**Brief**
A stretch of the entries below is to be set down exactly, running from the line with "(A quick probe" through the line with "Q: Estimate wall", both included, and no other line.

**Information**
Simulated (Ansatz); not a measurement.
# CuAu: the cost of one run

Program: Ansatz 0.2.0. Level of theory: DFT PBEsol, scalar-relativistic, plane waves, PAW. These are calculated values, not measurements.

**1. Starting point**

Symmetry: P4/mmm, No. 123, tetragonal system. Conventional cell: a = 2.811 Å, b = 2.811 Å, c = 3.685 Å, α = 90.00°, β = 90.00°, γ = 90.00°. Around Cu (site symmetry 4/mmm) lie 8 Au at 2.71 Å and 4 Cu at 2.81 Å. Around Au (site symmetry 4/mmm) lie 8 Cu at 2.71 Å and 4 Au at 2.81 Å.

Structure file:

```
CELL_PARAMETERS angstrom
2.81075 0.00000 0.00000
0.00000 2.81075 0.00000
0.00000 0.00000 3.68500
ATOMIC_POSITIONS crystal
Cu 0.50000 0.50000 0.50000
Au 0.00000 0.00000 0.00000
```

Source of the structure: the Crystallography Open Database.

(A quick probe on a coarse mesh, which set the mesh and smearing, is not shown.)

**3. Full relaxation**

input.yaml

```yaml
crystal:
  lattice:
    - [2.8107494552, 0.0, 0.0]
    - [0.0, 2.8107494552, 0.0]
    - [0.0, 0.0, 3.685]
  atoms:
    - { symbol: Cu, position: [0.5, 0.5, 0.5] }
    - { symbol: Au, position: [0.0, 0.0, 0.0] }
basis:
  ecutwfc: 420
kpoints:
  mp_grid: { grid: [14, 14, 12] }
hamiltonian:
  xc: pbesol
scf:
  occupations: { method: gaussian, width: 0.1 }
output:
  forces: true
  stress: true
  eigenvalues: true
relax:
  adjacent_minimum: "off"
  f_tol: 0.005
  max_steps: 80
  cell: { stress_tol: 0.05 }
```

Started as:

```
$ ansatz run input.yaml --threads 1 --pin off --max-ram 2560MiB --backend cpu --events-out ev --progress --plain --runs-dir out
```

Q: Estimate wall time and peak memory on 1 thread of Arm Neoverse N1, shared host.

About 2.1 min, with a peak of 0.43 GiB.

**Problem solution**
(A quick probe on a coarse mesh, which set the mesh and smearing, is not shown.)

**3. Full relaxation**

input.yaml

```yaml
crystal:
  lattice:
    - [2.8107494552, 0.0, 0.0]
    - [0.0, 2.8107494552, 0.0]
    - [0.0, 0.0, 3.685]
  atoms:
    - { symbol: Cu, position: [0.5, 0.5, 0.5] }
    - { symbol: Au, position: [0.0, 0.0, 0.0] }
basis:
  ecutwfc: 420
kpoints:
  mp_grid: { grid: [14, 14, 12] }
hamiltonian:
  xc: pbesol
scf:
  occupations: { method: gaussian, width: 0.1 }
output:
  forces: true
  stress: true
  eigenvalues: true
relax:
  adjacent_minimum: "off"
  f_tol: 0.005
  max_steps: 80
  cell: { stress_tol: 0.05 }
```

Started as:

```
$ ansatz run input.yaml --threads 1 --pin off --max-ram 2560MiB --backend cpu --events-out ev --progress --plain --runs-dir out
```

Q: Estimate wall time and peak memory on 1 thread of Arm Neoverse N1, shared host.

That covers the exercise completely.